### Work order
Write the data out again, exactly as given.

### Supplied records
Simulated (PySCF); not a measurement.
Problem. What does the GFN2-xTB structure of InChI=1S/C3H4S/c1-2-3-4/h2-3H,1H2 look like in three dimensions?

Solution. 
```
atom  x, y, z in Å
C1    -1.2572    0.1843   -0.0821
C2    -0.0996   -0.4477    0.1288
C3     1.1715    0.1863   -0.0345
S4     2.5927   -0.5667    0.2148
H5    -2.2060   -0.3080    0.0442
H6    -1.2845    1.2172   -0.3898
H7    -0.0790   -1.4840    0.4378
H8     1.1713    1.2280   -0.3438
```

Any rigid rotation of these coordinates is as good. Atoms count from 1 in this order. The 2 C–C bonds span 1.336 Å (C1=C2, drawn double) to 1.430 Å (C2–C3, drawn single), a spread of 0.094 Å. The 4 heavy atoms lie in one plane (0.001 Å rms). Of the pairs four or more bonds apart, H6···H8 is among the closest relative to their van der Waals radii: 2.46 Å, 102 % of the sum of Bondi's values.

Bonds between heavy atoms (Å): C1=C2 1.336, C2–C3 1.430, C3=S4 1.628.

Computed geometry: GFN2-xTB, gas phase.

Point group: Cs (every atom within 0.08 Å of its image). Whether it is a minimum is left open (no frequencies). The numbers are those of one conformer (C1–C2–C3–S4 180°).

### Problem solution
Simulated (PySCF); not a measurement.
Problem. What does the GFN2-xTB structure of InChI=1S/C3H4S/c1-2-3-4/h2-3H,1H2 look like in three dimensions?

Solution. 
```
atom  x, y, z in Å
C1    -1.2572    0.1843   -0.0821
C2    -0.0996   -0.4477    0.1288
C3     1.1715    0.1863   -0.0345
S4     2.5927   -0.5667    0.2148
H5    -2.2060   -0.3080    0.0442
H6    -1.2845    1.2172   -0.3898
H7    -0.0790   -1.4840    0.4378
H8     1.1713    1.2280   -0.3438
```

Any rigid rotation of these coordinates is as good. Atoms count from 1 in this order. The 2 C–C bonds span 1.336 Å (C1=C2, drawn double) to 1.430 Å (C2–C3, drawn single), a spread of 0.094 Å. The 4 heavy atoms lie in one plane (0.001 Å rms). Of the pairs four or more bonds apart, H6···H8 is among the closest relative to their van der Waals radii: 2.46 Å, 102 % of the sum of Bondi's values.

Bonds between heavy atoms (Å): C1=C2 1.336, C2–C3 1.430, C3=S4 1.628.

Computed geometry: GFN2-xTB, gas phase.

Point group: Cs (every atom within 0.08 Å of its image). Whether it is a minimum is left open (no frequencies). The numbers are those of one conformer (C1–C2–C3–S4 180°).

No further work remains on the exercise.